→ **REQUIRED ACTION**
The expected output is every line below, reproduced exactly.

BEGIN EXTRACTED MATERIAL
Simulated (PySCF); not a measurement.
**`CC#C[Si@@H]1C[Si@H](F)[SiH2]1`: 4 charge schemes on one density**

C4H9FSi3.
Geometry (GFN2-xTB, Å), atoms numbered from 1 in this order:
END EXTRACTED MATERIAL

→ **TASK RESPONSE**
Simulated (PySCF); not a measurement.
**`CC#C[Si@@H]1C[Si@H](F)[SiH2]1`: 4 charge schemes on one density**

C4H9FSi3.
Geometry (GFN2-xTB, Å), atoms numbered from 1 in this order:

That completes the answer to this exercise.